▸ ASSIGNED TASK:
The listing needs restating word for word.

▸ MATERIAL SHOWN:
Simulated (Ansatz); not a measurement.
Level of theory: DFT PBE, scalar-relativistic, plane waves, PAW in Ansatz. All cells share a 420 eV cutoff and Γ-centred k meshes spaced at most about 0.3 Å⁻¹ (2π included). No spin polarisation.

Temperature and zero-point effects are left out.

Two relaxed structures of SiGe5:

▸ RESPONSE AREA:
Simulated (Ansatz); not a measurement.
Level of theory: DFT PBE, scalar-relativistic, plane waves, PAW in Ansatz. All cells share a 420 eV cutoff and Γ-centred k meshes spaced at most about 0.3 Å⁻¹ (2π included). No spin polarisation.

Temperature and zero-point effects are left out.

Two relaxed structures of SiGe5:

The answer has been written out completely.